## Work request
Your answer should be the lines from the start of the records through the line with "Answer: On C1: 0.34 eV/Å.", copied word for word.

+--

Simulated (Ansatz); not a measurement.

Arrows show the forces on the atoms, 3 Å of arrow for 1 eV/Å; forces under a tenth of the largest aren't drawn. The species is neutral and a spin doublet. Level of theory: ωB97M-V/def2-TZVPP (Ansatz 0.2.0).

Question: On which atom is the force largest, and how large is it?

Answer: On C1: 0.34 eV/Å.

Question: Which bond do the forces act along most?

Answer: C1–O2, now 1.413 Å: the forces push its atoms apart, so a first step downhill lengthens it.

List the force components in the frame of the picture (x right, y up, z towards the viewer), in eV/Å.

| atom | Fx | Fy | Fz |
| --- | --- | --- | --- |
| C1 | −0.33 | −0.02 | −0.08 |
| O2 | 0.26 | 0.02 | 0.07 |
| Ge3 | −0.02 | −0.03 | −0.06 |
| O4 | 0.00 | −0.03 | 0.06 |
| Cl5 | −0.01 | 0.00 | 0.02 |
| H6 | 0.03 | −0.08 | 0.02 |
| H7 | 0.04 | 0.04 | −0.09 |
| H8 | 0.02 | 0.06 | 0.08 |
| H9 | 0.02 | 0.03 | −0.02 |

+--

## Exercise response
Simulated (Ansatz); not a measurement.

Arrows show the forces on the atoms, 3 Å of arrow for 1 eV/Å; forces under a tenth of the largest aren't drawn. The species is neutral and a spin doublet. Level of theory: ωB97M-V/def2-TZVPP (Ansatz 0.2.0).

Question: On which atom is the force largest, and how large is it?

Answer: On C1: 0.34 eV/Å.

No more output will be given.